* _Source data_:
'''

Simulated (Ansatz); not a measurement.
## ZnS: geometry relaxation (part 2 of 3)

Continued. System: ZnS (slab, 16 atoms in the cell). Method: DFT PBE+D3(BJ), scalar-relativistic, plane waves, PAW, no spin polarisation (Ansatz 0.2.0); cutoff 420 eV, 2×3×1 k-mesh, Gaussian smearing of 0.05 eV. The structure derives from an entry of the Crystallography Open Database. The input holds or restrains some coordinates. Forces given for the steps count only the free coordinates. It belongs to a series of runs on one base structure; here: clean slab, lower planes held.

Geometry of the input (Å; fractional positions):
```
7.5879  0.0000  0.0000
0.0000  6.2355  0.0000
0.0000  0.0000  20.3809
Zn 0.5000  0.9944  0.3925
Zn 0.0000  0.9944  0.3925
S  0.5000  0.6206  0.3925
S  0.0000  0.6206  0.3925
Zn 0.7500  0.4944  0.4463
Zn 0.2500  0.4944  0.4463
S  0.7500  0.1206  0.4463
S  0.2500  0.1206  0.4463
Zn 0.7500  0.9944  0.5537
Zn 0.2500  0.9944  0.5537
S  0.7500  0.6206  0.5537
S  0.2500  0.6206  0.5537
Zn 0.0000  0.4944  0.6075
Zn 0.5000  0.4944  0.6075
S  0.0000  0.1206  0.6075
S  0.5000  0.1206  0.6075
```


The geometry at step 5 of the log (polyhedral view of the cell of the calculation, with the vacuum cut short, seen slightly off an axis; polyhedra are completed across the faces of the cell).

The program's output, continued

'''

* _Work request_: Lines from the start of the entries through the one containing "The geometry at" are to be set down again exactly, both ends included.

* _Answer area_:
Simulated (Ansatz); not a measurement.
## ZnS: geometry relaxation (part 2 of 3)

Continued. System: ZnS (slab, 16 atoms in the cell). Method: DFT PBE+D3(BJ), scalar-relativistic, plane waves, PAW, no spin polarisation (Ansatz 0.2.0); cutoff 420 eV, 2×3×1 k-mesh, Gaussian smearing of 0.05 eV. The structure derives from an entry of the Crystallography Open Database. The input holds or restrains some coordinates. Forces given for the steps count only the free coordinates. It belongs to a series of runs on one base structure; here: clean slab, lower planes held.

Geometry of the input (Å; fractional positions):
```
7.5879  0.0000  0.0000
0.0000  6.2355  0.0000
0.0000  0.0000  20.3809
Zn 0.5000  0.9944  0.3925
Zn 0.0000  0.9944  0.3925
S  0.5000  0.6206  0.3925
S  0.0000  0.6206  0.3925
Zn 0.7500  0.4944  0.4463
Zn 0.2500  0.4944  0.4463
S  0.7500  0.1206  0.4463
S  0.2500  0.1206  0.4463
Zn 0.7500  0.9944  0.5537
Zn 0.2500  0.9944  0.5537
S  0.7500  0.6206  0.5537
S  0.2500  0.6206  0.5537
Zn 0.0000  0.4944  0.6075
Zn 0.5000  0.4944  0.6075
S  0.0000  0.1206  0.6075
S  0.5000  0.1206  0.6075
```


The geometry at step 5 of the log (polyhedral view of the cell of the calculation, with the vacuum cut short, seen slightly off an axis; polyhedra are completed across the faces of the cell).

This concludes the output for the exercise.